[Opening Raw data section]

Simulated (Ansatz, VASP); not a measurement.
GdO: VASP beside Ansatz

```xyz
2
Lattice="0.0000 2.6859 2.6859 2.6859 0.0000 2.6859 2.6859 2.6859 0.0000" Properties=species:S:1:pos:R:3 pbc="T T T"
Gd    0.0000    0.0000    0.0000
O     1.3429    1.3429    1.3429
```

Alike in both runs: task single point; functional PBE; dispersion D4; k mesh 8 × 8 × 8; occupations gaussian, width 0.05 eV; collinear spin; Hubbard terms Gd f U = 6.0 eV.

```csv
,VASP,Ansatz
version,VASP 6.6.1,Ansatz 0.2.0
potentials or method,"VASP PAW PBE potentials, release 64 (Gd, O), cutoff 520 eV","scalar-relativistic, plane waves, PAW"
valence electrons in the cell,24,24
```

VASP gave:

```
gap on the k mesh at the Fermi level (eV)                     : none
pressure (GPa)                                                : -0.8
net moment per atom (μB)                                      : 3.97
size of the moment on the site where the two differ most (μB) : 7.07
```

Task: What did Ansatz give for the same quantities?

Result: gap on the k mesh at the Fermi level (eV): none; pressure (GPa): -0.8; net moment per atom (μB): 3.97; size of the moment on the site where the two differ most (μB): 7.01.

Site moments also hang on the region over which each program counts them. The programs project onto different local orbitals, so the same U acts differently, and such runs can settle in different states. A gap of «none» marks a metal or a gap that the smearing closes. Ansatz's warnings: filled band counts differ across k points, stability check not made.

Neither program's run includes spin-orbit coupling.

[Closing Raw data section]

# Work order
Print, please, the lines from the first line of the material through the line that contains "Task: What did", exactly as written and with nothing added.

# Response area
Simulated (Ansatz, VASP); not a measurement.
GdO: VASP beside Ansatz

```xyz
2
Lattice="0.0000 2.6859 2.6859 2.6859 0.0000 2.6859 2.6859 2.6859 0.0000" Properties=species:S:1:pos:R:3 pbc="T T T"
Gd    0.0000    0.0000    0.0000
O     1.3429    1.3429    1.3429
```

Alike in both runs: task single point; functional PBE; dispersion D4; k mesh 8 × 8 × 8; occupations gaussian, width 0.05 eV; collinear spin; Hubbard terms Gd f U = 6.0 eV.

```csv
,VASP,Ansatz
version,VASP 6.6.1,Ansatz 0.2.0
potentials or method,"VASP PAW PBE potentials, release 64 (Gd, O), cutoff 520 eV","scalar-relativistic, plane waves, PAW"
valence electrons in the cell,24,24
```

VASP gave:

```
gap on the k mesh at the Fermi level (eV)                     : none
pressure (GPa)                                                : -0.8
net moment per atom (μB)                                      : 3.97
size of the moment on the site where the two differ most (μB) : 7.07
```

Task: What did Ansatz give for the same quantities?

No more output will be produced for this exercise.